[Data for analysis]
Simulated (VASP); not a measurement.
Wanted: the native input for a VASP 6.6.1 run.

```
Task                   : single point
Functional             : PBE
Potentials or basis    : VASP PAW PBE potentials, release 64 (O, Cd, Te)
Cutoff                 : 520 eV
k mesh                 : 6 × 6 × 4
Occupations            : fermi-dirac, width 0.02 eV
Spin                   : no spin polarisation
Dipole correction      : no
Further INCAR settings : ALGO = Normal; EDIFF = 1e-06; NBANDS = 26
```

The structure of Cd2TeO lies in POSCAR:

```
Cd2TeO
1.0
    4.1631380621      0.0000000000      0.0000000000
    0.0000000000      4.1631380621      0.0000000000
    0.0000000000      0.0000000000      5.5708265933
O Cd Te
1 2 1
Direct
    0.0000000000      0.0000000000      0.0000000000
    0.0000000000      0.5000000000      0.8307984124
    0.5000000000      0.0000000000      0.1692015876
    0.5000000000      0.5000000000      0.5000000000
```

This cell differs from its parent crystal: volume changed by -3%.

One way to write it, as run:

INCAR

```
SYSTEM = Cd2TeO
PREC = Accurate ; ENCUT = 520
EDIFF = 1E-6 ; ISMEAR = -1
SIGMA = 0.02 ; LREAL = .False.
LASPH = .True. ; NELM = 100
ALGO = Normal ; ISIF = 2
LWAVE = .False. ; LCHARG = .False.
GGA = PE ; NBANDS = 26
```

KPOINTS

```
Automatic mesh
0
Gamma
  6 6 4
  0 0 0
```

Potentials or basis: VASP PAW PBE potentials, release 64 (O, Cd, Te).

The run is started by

[Exercise]
From the entries above, return exactly the line containing "This cell differs", the line containing "Potentials or basis: VASP", and all lines between, and nothing else.

[Task response]
This cell differs from its parent crystal: volume changed by -3%.

One way to write it, as run:

INCAR

```
SYSTEM = Cd2TeO
PREC = Accurate ; ENCUT = 520
EDIFF = 1E-6 ; ISMEAR = -1
SIGMA = 0.02 ; LREAL = .False.
LASPH = .True. ; NELM = 100
ALGO = Normal ; ISIF = 2
LWAVE = .False. ; LCHARG = .False.
GGA = PE ; NBANDS = 26
```

KPOINTS

```
Automatic mesh
0
Gamma
  6 6 4
  0 0 0
```

Potentials or basis: VASP PAW PBE potentials, release 64 (O, Cd, Te).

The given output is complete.